Please give the listing underneath again, exactly as shown.

- Opening Delimiter -

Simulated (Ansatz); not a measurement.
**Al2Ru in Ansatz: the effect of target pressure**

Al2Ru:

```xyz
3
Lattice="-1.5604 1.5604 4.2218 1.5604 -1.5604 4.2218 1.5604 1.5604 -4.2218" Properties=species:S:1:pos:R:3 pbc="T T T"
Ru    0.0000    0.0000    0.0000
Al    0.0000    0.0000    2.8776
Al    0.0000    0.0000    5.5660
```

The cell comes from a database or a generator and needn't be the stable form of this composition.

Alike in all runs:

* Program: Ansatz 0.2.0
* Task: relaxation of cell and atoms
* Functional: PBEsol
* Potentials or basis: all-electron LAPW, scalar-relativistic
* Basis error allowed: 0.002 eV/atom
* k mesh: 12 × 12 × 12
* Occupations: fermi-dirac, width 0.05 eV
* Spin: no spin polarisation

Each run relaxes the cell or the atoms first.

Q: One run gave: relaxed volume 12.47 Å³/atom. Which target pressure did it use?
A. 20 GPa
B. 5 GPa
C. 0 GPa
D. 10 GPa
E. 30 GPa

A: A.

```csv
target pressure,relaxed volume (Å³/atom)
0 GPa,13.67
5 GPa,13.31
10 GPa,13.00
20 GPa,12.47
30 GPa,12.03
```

- Closing Delimiter -

=== Exercise result ===
Simulated (Ansatz); not a measurement.
**Al2Ru in Ansatz: the effect of target pressure**

Al2Ru:

```xyz
3
Lattice="-1.5604 1.5604 4.2218 1.5604 -1.5604 4.2218 1.5604 1.5604 -4.2218" Properties=species:S:1:pos:R:3 pbc="T T T"
Ru    0.0000    0.0000    0.0000
Al    0.0000    0.0000    2.8776
Al    0.0000    0.0000    5.5660
```

The cell comes from a database or a generator and needn't be the stable form of this composition.

Alike in all runs:

* Program: Ansatz 0.2.0
* Task: relaxation of cell and atoms
* Functional: PBEsol
* Potentials or basis: all-electron LAPW, scalar-relativistic
* Basis error allowed: 0.002 eV/atom
* k mesh: 12 × 12 × 12
* Occupations: fermi-dirac, width 0.05 eV
* Spin: no spin polarisation

Each run relaxes the cell or the atoms first.

Q: One run gave: relaxed volume 12.47 Å³/atom. Which target pressure did it use?
A. 20 GPa
B. 5 GPa
C. 0 GPa
D. 10 GPa
E. 30 GPa

A: A.

```csv
target pressure,relaxed volume (Å³/atom)
0 GPa,13.67
5 GPa,13.31
10 GPa,13.00
20 GPa,12.47
30 GPa,12.03
```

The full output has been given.